* _Work item_:
Every line of the data must appear again in the answer, exactly as written.

* _Listed entries_:
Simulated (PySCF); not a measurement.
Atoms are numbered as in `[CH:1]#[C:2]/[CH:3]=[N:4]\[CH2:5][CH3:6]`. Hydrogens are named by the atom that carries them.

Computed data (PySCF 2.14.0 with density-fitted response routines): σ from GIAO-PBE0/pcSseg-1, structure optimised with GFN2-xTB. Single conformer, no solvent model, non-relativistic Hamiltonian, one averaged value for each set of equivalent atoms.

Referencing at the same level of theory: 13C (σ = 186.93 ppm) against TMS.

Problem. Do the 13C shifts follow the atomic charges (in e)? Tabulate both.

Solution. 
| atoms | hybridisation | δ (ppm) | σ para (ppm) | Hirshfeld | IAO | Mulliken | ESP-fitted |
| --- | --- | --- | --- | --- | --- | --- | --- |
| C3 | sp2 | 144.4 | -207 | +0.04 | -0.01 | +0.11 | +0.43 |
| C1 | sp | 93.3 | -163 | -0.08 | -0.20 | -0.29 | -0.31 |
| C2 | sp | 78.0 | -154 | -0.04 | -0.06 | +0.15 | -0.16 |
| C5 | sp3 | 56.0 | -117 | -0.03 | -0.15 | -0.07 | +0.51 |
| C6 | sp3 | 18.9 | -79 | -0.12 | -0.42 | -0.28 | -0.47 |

* _Your response_:
Simulated (PySCF); not a measurement.
Atoms are numbered as in `[CH:1]#[C:2]/[CH:3]=[N:4]\[CH2:5][CH3:6]`. Hydrogens are named by the atom that carries them.

Computed data (PySCF 2.14.0 with density-fitted response routines): σ from GIAO-PBE0/pcSseg-1, structure optimised with GFN2-xTB. Single conformer, no solvent model, non-relativistic Hamiltonian, one averaged value for each set of equivalent atoms.

Referencing at the same level of theory: 13C (σ = 186.93 ppm) against TMS.

Problem. Do the 13C shifts follow the atomic charges (in e)? Tabulate both.

Solution. 
| atoms | hybridisation | δ (ppm) | σ para (ppm) | Hirshfeld | IAO | Mulliken | ESP-fitted |
| --- | --- | --- | --- | --- | --- | --- | --- |
| C3 | sp2 | 144.4 | -207 | +0.04 | -0.01 | +0.11 | +0.43 |
| C1 | sp | 93.3 | -163 | -0.08 | -0.20 | -0.29 | -0.31 |
| C2 | sp | 78.0 | -154 | -0.04 | -0.06 | +0.15 | -0.16 |
| C5 | sp3 | 56.0 | -117 | -0.03 | -0.15 | -0.07 | +0.51 |
| C6 | sp3 | 18.9 | -79 | -0.12 | -0.42 | -0.28 | -0.47 |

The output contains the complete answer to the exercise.